Reproduce this listing from its first line through the line with "-0.201 eV |", inclusive, leaving out all that follows.

>>>>>

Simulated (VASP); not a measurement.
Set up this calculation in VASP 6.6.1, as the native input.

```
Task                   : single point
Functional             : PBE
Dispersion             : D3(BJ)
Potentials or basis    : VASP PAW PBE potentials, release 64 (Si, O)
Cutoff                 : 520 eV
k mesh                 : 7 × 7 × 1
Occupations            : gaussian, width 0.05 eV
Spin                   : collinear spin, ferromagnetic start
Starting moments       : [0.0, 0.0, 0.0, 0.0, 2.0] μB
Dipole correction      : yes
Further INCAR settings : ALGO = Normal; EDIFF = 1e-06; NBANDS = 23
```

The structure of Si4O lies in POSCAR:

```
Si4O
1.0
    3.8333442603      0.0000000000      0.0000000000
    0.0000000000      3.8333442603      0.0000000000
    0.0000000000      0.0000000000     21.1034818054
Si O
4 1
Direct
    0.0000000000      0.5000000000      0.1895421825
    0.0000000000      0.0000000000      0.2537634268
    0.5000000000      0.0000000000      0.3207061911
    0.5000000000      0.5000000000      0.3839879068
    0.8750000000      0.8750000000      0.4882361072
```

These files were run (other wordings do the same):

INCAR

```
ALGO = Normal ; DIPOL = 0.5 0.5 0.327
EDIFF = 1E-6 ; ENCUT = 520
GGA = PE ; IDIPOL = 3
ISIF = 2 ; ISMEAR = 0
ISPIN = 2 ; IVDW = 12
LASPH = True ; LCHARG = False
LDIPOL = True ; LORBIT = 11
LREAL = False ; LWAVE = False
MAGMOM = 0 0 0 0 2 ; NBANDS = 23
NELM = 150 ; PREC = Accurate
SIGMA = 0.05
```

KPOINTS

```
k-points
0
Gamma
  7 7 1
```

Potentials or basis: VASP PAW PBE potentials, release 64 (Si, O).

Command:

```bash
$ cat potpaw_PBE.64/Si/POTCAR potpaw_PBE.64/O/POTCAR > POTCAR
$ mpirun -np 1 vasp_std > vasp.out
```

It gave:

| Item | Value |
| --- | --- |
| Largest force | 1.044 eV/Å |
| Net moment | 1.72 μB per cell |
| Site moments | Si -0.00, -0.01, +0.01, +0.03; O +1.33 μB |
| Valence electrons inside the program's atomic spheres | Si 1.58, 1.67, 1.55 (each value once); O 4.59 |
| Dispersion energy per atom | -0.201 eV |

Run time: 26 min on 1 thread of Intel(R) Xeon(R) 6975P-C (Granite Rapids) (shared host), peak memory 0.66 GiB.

<<<<<

= Exercise solution =
Simulated (VASP); not a measurement.
Set up this calculation in VASP 6.6.1, as the native input.

```
Task                   : single point
Functional             : PBE
Dispersion             : D3(BJ)
Potentials or basis    : VASP PAW PBE potentials, release 64 (Si, O)
Cutoff                 : 520 eV
k mesh                 : 7 × 7 × 1
Occupations            : gaussian, width 0.05 eV
Spin                   : collinear spin, ferromagnetic start
Starting moments       : [0.0, 0.0, 0.0, 0.0, 2.0] μB
Dipole correction      : yes
Further INCAR settings : ALGO = Normal; EDIFF = 1e-06; NBANDS = 23
```

The structure of Si4O lies in POSCAR:

```
Si4O
1.0
    3.8333442603      0.0000000000      0.0000000000
    0.0000000000      3.8333442603      0.0000000000
    0.0000000000      0.0000000000     21.1034818054
Si O
4 1
Direct
    0.0000000000      0.5000000000      0.1895421825
    0.0000000000      0.0000000000      0.2537634268
    0.5000000000      0.0000000000      0.3207061911
    0.5000000000      0.5000000000      0.3839879068
    0.8750000000      0.8750000000      0.4882361072
```

These files were run (other wordings do the same):

INCAR

```
ALGO = Normal ; DIPOL = 0.5 0.5 0.327
EDIFF = 1E-6 ; ENCUT = 520
GGA = PE ; IDIPOL = 3
ISIF = 2 ; ISMEAR = 0
ISPIN = 2 ; IVDW = 12
LASPH = True ; LCHARG = False
LDIPOL = True ; LORBIT = 11
LREAL = False ; LWAVE = False
MAGMOM = 0 0 0 0 2 ; NBANDS = 23
NELM = 150 ; PREC = Accurate
SIGMA = 0.05
```

KPOINTS

```
k-points
0
Gamma
  7 7 1
```

Potentials or basis: VASP PAW PBE potentials, release 64 (Si, O).

Command:

```bash
$ cat potpaw_PBE.64/Si/POTCAR potpaw_PBE.64/O/POTCAR > POTCAR
$ mpirun -np 1 vasp_std > vasp.out
```

It gave:

| Item | Value |
| --- | --- |
| Largest force | 1.044 eV/Å |
| Net moment | 1.72 μB per cell |
| Site moments | Si -0.00, -0.01, +0.01, +0.03; O +1.33 μB |
| Valence electrons inside the program's atomic spheres | Si 1.58, 1.67, 1.55 (each value once); O 4.59 |
| Dispersion energy per atom | -0.201 eV |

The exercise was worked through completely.